INFORMATION PROVIDED Start Marker

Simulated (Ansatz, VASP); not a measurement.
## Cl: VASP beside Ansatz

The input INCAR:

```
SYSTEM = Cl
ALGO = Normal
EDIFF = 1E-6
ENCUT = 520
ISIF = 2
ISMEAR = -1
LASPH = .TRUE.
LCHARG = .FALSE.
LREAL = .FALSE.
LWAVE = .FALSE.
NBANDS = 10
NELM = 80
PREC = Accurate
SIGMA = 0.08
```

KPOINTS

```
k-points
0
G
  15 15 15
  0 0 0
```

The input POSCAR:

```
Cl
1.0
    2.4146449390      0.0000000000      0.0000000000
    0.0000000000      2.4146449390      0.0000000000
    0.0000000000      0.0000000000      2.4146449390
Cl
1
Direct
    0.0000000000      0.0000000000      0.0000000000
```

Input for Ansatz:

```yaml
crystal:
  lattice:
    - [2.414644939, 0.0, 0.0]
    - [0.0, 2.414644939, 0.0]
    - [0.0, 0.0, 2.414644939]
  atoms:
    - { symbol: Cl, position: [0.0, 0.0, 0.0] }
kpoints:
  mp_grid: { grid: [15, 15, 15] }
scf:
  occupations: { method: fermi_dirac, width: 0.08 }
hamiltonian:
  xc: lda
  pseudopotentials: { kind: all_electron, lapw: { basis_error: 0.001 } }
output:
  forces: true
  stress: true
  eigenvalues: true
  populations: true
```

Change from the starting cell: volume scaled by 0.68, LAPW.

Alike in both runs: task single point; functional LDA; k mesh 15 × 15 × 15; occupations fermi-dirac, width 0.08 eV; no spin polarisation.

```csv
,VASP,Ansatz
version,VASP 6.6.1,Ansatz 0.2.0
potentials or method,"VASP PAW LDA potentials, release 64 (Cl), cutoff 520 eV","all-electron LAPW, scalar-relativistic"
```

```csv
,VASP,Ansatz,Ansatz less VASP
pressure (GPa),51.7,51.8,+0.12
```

INFORMATION PROVIDED End Marker

Word for word, set down the lines from the beginning of the records through the line that holds "Change from the". Leave out the rest.

Simulated (Ansatz, VASP); not a measurement.
## Cl: VASP beside Ansatz

The input INCAR:

```
SYSTEM = Cl
ALGO = Normal
EDIFF = 1E-6
ENCUT = 520
ISIF = 2
ISMEAR = -1
LASPH = .TRUE.
LCHARG = .FALSE.
LREAL = .FALSE.
LWAVE = .FALSE.
NBANDS = 10
NELM = 80
PREC = Accurate
SIGMA = 0.08
```

KPOINTS

```
k-points
0
G
  15 15 15
  0 0 0
```

The input POSCAR:

```
Cl
1.0
    2.4146449390      0.0000000000      0.0000000000
    0.0000000000      2.4146449390      0.0000000000
    0.0000000000      0.0000000000      2.4146449390
Cl
1
Direct
    0.0000000000      0.0000000000      0.0000000000
```

Input for Ansatz:

```yaml
crystal:
  lattice:
    - [2.414644939, 0.0, 0.0]
    - [0.0, 2.414644939, 0.0]
    - [0.0, 0.0, 2.414644939]
  atoms:
    - { symbol: Cl, position: [0.0, 0.0, 0.0] }
kpoints:
  mp_grid: { grid: [15, 15, 15] }
scf:
  occupations: { method: fermi_dirac, width: 0.08 }
hamiltonian:
  xc: lda
  pseudopotentials: { kind: all_electron, lapw: { basis_error: 0.001 } }
output:
  forces: true
  stress: true
  eigenvalues: true
  populations: true
```

Change from the starting cell: volume scaled by 0.68, LAPW.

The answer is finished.